- Work task: Copy the lines exactly as they appear, starting with the first line of the records and ending with the line that contains "## (1) The crystal as given".

[Start of Attachment]

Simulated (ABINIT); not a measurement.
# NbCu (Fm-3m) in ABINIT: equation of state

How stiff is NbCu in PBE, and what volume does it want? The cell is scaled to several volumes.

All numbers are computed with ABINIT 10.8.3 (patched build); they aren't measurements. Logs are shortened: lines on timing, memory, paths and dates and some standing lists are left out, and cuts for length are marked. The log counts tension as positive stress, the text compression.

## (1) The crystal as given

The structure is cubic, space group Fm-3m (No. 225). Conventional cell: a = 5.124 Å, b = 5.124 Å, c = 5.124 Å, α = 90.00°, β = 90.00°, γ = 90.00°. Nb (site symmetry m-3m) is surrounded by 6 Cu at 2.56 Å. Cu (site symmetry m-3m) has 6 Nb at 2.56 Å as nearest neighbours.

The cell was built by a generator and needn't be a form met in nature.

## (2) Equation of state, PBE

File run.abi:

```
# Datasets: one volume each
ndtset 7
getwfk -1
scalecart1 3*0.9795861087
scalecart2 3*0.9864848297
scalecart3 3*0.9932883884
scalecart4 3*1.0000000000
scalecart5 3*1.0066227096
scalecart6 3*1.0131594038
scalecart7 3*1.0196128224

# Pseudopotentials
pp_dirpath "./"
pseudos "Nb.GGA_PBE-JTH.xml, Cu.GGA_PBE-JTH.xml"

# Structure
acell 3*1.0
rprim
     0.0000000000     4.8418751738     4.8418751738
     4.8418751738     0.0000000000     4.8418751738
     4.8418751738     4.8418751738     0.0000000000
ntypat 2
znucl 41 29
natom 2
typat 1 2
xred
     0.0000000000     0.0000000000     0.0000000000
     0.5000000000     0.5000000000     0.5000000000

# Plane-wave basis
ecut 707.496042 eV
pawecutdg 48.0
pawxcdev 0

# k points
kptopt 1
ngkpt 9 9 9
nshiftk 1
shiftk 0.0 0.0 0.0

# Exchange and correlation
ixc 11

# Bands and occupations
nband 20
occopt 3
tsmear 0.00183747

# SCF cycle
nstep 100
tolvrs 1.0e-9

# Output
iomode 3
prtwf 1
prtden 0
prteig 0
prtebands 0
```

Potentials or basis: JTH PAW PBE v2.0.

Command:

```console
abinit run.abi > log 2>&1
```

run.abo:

[End of Attachment]

- Worked solution:
Simulated (ABINIT); not a measurement.
# NbCu (Fm-3m) in ABINIT: equation of state

How stiff is NbCu in PBE, and what volume does it want? The cell is scaled to several volumes.

All numbers are computed with ABINIT 10.8.3 (patched build); they aren't measurements. Logs are shortened: lines on timing, memory, paths and dates and some standing lists are left out, and cuts for length are marked. The log counts tension as positive stress, the text compression.

## (1) The crystal as given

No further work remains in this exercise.